[Records provided — start]

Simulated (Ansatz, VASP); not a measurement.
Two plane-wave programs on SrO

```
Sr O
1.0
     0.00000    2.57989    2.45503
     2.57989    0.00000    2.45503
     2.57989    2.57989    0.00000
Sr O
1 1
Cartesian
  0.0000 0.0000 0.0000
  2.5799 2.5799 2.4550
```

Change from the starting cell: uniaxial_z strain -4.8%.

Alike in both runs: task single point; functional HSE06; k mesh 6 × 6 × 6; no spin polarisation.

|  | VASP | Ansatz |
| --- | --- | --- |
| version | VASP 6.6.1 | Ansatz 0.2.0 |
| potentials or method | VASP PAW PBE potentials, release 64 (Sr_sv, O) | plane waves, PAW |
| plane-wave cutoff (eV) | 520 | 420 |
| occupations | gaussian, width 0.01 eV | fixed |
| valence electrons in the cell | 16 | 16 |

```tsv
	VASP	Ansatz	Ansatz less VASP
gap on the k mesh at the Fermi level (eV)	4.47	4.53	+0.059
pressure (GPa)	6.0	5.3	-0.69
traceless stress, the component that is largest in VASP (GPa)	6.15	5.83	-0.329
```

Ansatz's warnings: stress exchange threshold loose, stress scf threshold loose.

[Records provided — finish]

* Activity: Return nothing but the lines from the start of the listing above through the line containing "Change from the", exactly as given.

* Written solution:
Simulated (Ansatz, VASP); not a measurement.
Two plane-wave programs on SrO

```
Sr O
1.0
     0.00000    2.57989    2.45503
     2.57989    0.00000    2.45503
     2.57989    2.57989    0.00000
Sr O
1 1
Cartesian
  0.0000 0.0000 0.0000
  2.5799 2.5799 2.4550
```

Change from the starting cell: uniaxial_z strain -4.8%.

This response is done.